- [Provided records]
┏━━

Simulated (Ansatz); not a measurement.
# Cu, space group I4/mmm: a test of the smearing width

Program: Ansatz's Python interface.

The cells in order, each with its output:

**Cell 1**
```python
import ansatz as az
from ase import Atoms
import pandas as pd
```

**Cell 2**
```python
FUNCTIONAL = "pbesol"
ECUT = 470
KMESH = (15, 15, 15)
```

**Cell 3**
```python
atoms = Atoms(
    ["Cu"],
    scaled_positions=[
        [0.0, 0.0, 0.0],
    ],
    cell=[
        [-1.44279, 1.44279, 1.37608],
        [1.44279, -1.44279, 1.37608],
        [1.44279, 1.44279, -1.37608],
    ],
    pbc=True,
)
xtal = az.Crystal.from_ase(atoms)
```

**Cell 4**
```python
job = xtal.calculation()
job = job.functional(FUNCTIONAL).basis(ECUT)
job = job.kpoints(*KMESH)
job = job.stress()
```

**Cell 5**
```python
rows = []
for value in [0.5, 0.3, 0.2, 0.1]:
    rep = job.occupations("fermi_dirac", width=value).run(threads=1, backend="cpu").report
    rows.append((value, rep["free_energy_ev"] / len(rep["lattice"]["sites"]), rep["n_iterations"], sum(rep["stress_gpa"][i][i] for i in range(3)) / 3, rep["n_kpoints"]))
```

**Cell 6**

┗━━

- [Required action]
Would you restate all of the material, word for word?

- [Exercise answer]
Simulated (Ansatz); not a measurement.
# Cu, space group I4/mmm: a test of the smearing width

Program: Ansatz's Python interface.

The cells in order, each with its output:

**Cell 1**
```python
import ansatz as az
from ase import Atoms
import pandas as pd
```

**Cell 2**
```python
FUNCTIONAL = "pbesol"
ECUT = 470
KMESH = (15, 15, 15)
```

**Cell 3**
```python
atoms = Atoms(
    ["Cu"],
    scaled_positions=[
        [0.0, 0.0, 0.0],
    ],
    cell=[
        [-1.44279, 1.44279, 1.37608],
        [1.44279, -1.44279, 1.37608],
        [1.44279, 1.44279, -1.37608],
    ],
    pbc=True,
)
xtal = az.Crystal.from_ase(atoms)
```

**Cell 4**
```python
job = xtal.calculation()
job = job.functional(FUNCTIONAL).basis(ECUT)
job = job.kpoints(*KMESH)
job = job.stress()
```

**Cell 5**
```python
rows = []
for value in [0.5, 0.3, 0.2, 0.1]:
    rep = job.occupations("fermi_dirac", width=value).run(threads=1, backend="cpu").report
    rows.append((value, rep["free_energy_ev"] / len(rep["lattice"]["sites"]), rep["n_iterations"], sum(rep["stress_gpa"][i][i] for i in range(3)) / 3, rep["n_kpoints"]))
```

**Cell 6**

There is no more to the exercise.